■ **RECORDED DATA**
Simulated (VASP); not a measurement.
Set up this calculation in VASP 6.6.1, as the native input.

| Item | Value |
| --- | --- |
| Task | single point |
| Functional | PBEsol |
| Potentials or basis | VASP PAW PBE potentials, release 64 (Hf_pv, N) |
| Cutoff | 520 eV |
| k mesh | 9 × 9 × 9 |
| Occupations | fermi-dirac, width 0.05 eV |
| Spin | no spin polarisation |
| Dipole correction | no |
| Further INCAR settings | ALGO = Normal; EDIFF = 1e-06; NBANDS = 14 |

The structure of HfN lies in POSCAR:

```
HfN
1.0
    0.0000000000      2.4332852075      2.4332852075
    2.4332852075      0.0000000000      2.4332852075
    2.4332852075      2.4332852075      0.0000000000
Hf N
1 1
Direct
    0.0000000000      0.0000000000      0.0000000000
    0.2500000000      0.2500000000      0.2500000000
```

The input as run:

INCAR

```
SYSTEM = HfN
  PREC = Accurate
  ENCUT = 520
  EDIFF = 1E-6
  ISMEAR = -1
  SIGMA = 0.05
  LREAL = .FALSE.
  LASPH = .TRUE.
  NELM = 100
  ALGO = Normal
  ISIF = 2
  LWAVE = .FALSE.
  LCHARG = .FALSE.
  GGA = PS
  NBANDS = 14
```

■ **TASK ITEM**
Write out every line from the records above, word for word.

■ **EXERCISE OUTPUT**
Simulated (VASP); not a measurement.
Set up this calculation in VASP 6.6.1, as the native input.

| Item | Value |
| --- | --- |
| Task | single point |
| Functional | PBEsol |
| Potentials or basis | VASP PAW PBE potentials, release 64 (Hf_pv, N) |
| Cutoff | 520 eV |
| k mesh | 9 × 9 × 9 |
| Occupations | fermi-dirac, width 0.05 eV |
| Spin | no spin polarisation |
| Dipole correction | no |
| Further INCAR settings | ALGO = Normal; EDIFF = 1e-06; NBANDS = 14 |

The structure of HfN lies in POSCAR:

```
HfN
1.0
    0.0000000000      2.4332852075      2.4332852075
    2.4332852075      0.0000000000      2.4332852075
    2.4332852075      2.4332852075      0.0000000000
Hf N
1 1
Direct
    0.0000000000      0.0000000000      0.0000000000
    0.2500000000      0.2500000000      0.2500000000
```

The input as run:

INCAR

```
SYSTEM = HfN
  PREC = Accurate
  ENCUT = 520
  EDIFF = 1E-6
  ISMEAR = -1
  SIGMA = 0.05
  LREAL = .FALSE.
  LASPH = .TRUE.
  NELM = 100
  ALGO = Normal
  ISIF = 2
  LWAVE = .FALSE.
  LCHARG = .FALSE.
  GGA = PS
  NBANDS = 14
```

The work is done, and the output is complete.